- WORK ITEM -
Exactly retype the lines of the material from its first line to the line with "The start puts", including both.

----------

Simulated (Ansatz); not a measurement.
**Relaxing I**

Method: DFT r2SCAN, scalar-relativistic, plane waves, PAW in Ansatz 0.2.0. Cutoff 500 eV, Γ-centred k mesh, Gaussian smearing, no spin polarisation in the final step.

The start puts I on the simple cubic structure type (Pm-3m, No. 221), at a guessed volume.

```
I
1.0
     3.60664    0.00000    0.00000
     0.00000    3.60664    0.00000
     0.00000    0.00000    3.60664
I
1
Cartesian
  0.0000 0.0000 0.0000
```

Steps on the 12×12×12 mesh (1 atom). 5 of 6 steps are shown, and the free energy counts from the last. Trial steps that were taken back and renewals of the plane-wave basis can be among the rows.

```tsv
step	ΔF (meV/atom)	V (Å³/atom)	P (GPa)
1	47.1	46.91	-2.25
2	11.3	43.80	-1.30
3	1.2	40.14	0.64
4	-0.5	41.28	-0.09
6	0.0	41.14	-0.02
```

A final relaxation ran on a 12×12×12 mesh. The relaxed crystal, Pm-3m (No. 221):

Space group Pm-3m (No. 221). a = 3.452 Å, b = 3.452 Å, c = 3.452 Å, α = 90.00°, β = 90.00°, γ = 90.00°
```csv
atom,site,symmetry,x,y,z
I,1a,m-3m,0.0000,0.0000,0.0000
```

----------

- EXERCISE OUTPUT -
Simulated (Ansatz); not a measurement.
**Relaxing I**

Method: DFT r2SCAN, scalar-relativistic, plane waves, PAW in Ansatz 0.2.0. Cutoff 500 eV, Γ-centred k mesh, Gaussian smearing, no spin polarisation in the final step.

The start puts I on the simple cubic structure type (Pm-3m, No. 221), at a guessed volume.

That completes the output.